Brief: Reproduce the material that follows exactly, with no line left out.

===== Material supplied

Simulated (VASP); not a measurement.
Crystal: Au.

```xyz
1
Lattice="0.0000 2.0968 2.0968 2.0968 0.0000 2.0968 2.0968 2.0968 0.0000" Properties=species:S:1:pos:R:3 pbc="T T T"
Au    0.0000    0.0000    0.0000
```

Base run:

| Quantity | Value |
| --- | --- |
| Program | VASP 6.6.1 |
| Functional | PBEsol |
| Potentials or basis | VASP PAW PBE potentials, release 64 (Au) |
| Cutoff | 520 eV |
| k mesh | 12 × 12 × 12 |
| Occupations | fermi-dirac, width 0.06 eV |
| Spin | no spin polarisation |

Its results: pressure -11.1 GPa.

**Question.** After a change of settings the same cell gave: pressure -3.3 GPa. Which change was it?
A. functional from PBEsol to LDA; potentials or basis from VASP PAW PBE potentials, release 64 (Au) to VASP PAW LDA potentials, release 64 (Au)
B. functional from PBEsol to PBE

==========

Exercise response:
Simulated (VASP); not a measurement.
Crystal: Au.

```xyz
1
Lattice="0.0000 2.0968 2.0968 2.0968 0.0000 2.0968 2.0968 2.0968 0.0000" Properties=species:S:1:pos:R:3 pbc="T T T"
Au    0.0000    0.0000    0.0000
```

Base run:

| Quantity | Value |
| --- | --- |
| Program | VASP 6.6.1 |
| Functional | PBEsol |
| Potentials or basis | VASP PAW PBE potentials, release 64 (Au) |
| Cutoff | 520 eV |
| k mesh | 12 × 12 × 12 |
| Occupations | fermi-dirac, width 0.06 eV |
| Spin | no spin polarisation |

Its results: pressure -11.1 GPa.

**Question.** After a change of settings the same cell gave: pressure -3.3 GPa. Which change was it?
A. functional from PBEsol to LDA; potentials or basis from VASP PAW PBE potentials, release 64 (Au) to VASP PAW LDA potentials, release 64 (Au)
B. functional from PBEsol to PBE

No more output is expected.